_BRIEF_: Please write out all of the entries without altering anything.

======== RECORDED INFORMATION ========
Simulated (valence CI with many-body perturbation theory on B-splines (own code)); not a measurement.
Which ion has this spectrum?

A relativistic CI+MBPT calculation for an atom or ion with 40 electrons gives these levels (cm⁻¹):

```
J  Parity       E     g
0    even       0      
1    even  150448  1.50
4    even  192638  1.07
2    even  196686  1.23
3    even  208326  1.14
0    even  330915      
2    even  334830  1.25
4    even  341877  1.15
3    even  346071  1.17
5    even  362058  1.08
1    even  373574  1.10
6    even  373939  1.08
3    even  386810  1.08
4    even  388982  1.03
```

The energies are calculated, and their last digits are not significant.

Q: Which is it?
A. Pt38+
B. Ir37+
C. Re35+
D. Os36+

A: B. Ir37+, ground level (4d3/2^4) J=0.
========

_RESPONSE AREA_:
Simulated (valence CI with many-body perturbation theory on B-splines (own code)); not a measurement.
Which ion has this spectrum?

A relativistic CI+MBPT calculation for an atom or ion with 40 electrons gives these levels (cm⁻¹):

```
J  Parity       E     g
0    even       0      
1    even  150448  1.50
4    even  192638  1.07
2    even  196686  1.23
3    even  208326  1.14
0    even  330915      
2    even  334830  1.25
4    even  341877  1.15
3    even  346071  1.17
5    even  362058  1.08
1    even  373574  1.10
6    even  373939  1.08
3    even  386810  1.08
4    even  388982  1.03
```

The energies are calculated, and their last digits are not significant.

Q: Which is it?
A. Pt38+
B. Ir37+
C. Re35+
D. Os36+

A: B. Ir37+, ground level (4d3/2^4) J=0.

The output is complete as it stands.